● **DATASET ENTRIES**
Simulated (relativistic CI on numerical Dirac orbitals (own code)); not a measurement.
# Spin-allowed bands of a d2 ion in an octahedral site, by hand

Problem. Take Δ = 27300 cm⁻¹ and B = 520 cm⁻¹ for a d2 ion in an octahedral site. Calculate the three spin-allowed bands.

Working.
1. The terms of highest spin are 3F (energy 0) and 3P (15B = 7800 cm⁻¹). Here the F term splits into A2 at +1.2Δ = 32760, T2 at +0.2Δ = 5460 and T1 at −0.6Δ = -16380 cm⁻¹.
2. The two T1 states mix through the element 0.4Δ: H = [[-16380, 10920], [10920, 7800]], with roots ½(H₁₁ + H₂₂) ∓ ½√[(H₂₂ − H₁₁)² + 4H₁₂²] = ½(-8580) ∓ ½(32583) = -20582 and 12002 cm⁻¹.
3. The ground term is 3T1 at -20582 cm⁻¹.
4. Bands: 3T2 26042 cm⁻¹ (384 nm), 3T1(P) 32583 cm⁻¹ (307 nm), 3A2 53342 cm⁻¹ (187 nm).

● **BRIEF**
All of the material above should be reproduced exactly.

● **WRITTEN REPLY**
Simulated (relativistic CI on numerical Dirac orbitals (own code)); not a measurement.
# Spin-allowed bands of a d2 ion in an octahedral site, by hand

Problem. Take Δ = 27300 cm⁻¹ and B = 520 cm⁻¹ for a d2 ion in an octahedral site. Calculate the three spin-allowed bands.

Working.
1. The terms of highest spin are 3F (energy 0) and 3P (15B = 7800 cm⁻¹). Here the F term splits into A2 at +1.2Δ = 32760, T2 at +0.2Δ = 5460 and T1 at −0.6Δ = -16380 cm⁻¹.
2. The two T1 states mix through the element 0.4Δ: H = [[-16380, 10920], [10920, 7800]], with roots ½(H₁₁ + H₂₂) ∓ ½√[(H₂₂ − H₁₁)² + 4H₁₂²] = ½(-8580) ∓ ½(32583) = -20582 and 12002 cm⁻¹.
3. The ground term is 3T1 at -20582 cm⁻¹.
4. Bands: 3T2 26042 cm⁻¹ (384 nm), 3T1(P) 32583 cm⁻¹ (307 nm), 3A2 53342 cm⁻¹ (187 nm).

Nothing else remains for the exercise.